* **TASK ITEM**
What do the lines say, reproduced word for word, from the first of the entries below through the line bearing "At O V_zz stands"?

* **DATA FOR ANALYSIS**
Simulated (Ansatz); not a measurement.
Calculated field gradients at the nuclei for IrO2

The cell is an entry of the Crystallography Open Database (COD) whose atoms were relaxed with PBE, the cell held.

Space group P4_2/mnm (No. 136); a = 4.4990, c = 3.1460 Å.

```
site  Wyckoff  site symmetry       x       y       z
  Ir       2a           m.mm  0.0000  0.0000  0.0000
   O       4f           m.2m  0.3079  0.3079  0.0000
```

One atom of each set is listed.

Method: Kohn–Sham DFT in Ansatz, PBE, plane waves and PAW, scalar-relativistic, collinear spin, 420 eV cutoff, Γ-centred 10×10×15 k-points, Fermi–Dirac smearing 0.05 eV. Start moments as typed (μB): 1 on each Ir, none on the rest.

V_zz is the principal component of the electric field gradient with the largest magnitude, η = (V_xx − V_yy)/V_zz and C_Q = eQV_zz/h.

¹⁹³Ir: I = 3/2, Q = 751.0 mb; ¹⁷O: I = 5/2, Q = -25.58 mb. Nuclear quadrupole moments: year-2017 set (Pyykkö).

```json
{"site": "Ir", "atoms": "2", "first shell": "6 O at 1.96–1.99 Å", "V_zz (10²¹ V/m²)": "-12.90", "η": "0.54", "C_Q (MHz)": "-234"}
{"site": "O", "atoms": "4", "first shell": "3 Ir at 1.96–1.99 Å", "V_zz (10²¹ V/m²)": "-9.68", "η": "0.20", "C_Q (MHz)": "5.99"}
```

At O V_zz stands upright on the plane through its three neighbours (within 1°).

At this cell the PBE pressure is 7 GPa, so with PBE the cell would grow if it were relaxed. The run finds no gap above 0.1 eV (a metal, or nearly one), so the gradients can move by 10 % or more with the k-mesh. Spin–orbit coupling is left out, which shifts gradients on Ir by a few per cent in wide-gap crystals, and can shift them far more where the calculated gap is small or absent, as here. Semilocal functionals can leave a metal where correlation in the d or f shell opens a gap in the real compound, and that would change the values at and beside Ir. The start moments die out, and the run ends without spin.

* **SOLUTION**
Simulated (Ansatz); not a measurement.
Calculated field gradients at the nuclei for IrO2

The cell is an entry of the Crystallography Open Database (COD) whose atoms were relaxed with PBE, the cell held.

Space group P4_2/mnm (No. 136); a = 4.4990, c = 3.1460 Å.

```
site  Wyckoff  site symmetry       x       y       z
  Ir       2a           m.mm  0.0000  0.0000  0.0000
   O       4f           m.2m  0.3079  0.3079  0.0000
```

One atom of each set is listed.

Method: Kohn–Sham DFT in Ansatz, PBE, plane waves and PAW, scalar-relativistic, collinear spin, 420 eV cutoff, Γ-centred 10×10×15 k-points, Fermi–Dirac smearing 0.05 eV. Start moments as typed (μB): 1 on each Ir, none on the rest.

V_zz is the principal component of the electric field gradient with the largest magnitude, η = (V_xx − V_yy)/V_zz and C_Q = eQV_zz/h.

¹⁹³Ir: I = 3/2, Q = 751.0 mb; ¹⁷O: I = 5/2, Q = -25.58 mb. Nuclear quadrupole moments: year-2017 set (Pyykkö).

```json
{"site": "Ir", "atoms": "2", "first shell": "6 O at 1.96–1.99 Å", "V_zz (10²¹ V/m²)": "-12.90", "η": "0.54", "C_Q (MHz)": "-234"}
{"site": "O", "atoms": "4", "first shell": "3 Ir at 1.96–1.99 Å", "V_zz (10²¹ V/m²)": "-9.68", "η": "0.20", "C_Q (MHz)": "5.99"}
```

At O V_zz stands upright on the plane through its three neighbours (within 1°).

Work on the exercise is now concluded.